§ Task item: Extract, without alteration, each line from the start of the listing to the line bearing "### 1. Set-up".

BEGIN

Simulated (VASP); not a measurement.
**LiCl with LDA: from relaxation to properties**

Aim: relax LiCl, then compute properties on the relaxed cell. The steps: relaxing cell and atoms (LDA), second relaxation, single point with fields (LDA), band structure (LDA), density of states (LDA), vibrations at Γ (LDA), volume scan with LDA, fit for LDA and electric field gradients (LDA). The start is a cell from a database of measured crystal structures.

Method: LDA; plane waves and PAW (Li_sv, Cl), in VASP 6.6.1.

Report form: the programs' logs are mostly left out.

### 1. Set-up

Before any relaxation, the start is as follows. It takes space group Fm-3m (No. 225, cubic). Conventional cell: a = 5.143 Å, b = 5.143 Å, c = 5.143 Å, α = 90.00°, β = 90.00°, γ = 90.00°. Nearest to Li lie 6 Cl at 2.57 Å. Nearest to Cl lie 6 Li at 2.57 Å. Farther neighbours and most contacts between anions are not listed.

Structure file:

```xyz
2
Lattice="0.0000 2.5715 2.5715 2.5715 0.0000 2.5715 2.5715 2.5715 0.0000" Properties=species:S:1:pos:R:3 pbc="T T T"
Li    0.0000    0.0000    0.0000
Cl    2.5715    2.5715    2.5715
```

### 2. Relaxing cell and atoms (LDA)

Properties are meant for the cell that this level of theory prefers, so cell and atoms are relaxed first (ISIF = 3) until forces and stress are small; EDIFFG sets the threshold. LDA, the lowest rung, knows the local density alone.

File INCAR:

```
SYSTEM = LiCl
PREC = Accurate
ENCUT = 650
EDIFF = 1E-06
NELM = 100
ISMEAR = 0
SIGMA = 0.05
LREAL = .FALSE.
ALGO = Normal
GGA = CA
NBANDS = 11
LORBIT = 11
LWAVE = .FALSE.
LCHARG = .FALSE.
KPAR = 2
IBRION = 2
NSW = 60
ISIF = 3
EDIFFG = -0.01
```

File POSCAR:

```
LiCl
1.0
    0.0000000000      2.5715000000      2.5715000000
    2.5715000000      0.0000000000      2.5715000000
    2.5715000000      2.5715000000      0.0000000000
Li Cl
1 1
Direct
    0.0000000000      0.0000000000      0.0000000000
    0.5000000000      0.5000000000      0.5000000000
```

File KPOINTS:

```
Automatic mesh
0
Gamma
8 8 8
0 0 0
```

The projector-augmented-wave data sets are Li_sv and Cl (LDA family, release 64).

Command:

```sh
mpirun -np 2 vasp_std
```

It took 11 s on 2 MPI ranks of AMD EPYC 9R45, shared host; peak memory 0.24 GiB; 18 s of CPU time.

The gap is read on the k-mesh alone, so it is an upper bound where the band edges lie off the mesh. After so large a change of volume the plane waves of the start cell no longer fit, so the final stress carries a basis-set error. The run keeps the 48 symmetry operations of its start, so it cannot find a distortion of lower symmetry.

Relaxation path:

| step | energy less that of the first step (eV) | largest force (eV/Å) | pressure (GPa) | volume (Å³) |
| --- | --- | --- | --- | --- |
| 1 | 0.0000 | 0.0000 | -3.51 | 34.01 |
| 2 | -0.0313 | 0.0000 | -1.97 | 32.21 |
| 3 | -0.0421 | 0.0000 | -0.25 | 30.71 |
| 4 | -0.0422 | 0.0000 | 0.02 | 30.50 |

END

§ Task solution:
Simulated (VASP); not a measurement.
**LiCl with LDA: from relaxation to properties**

Aim: relax LiCl, then compute properties on the relaxed cell. The steps: relaxing cell and atoms (LDA), second relaxation, single point with fields (LDA), band structure (LDA), density of states (LDA), vibrations at Γ (LDA), volume scan with LDA, fit for LDA and electric field gradients (LDA). The start is a cell from a database of measured crystal structures.

Method: LDA; plane waves and PAW (Li_sv, Cl), in VASP 6.6.1.

Report form: the programs' logs are mostly left out.

### 1. Set-up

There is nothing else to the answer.